## [Data records]
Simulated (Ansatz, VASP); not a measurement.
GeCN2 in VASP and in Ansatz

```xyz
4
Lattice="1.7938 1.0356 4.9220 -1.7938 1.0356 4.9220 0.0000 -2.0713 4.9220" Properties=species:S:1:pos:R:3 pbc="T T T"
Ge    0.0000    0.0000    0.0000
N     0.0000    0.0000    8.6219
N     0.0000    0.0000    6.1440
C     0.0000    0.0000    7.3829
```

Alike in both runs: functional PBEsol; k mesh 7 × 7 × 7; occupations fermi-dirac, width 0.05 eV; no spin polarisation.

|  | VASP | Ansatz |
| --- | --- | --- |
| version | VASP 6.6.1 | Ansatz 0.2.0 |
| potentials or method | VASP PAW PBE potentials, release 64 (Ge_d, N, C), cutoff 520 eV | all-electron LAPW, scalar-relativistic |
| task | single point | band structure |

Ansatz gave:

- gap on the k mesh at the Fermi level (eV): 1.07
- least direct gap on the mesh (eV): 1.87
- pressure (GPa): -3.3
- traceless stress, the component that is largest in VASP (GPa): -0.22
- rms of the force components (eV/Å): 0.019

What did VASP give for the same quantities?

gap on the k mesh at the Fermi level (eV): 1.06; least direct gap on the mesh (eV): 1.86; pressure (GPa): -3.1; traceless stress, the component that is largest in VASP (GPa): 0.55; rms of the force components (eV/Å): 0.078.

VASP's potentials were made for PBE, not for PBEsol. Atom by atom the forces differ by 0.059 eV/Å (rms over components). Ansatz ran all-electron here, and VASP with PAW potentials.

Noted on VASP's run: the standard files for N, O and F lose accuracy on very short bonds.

## [Activity]
Print again the lines of the entries above that fall between the line holding "- pressure (GPa): -3.3" and the line holding "What did VASP give for the same quantities?", inclusive, exactly as they stand.

## [Solution]
- pressure (GPa): -3.3
- traceless stress, the component that is largest in VASP (GPa): -0.22
- rms of the force components (eV/Å): 0.019

What did VASP give for the same quantities?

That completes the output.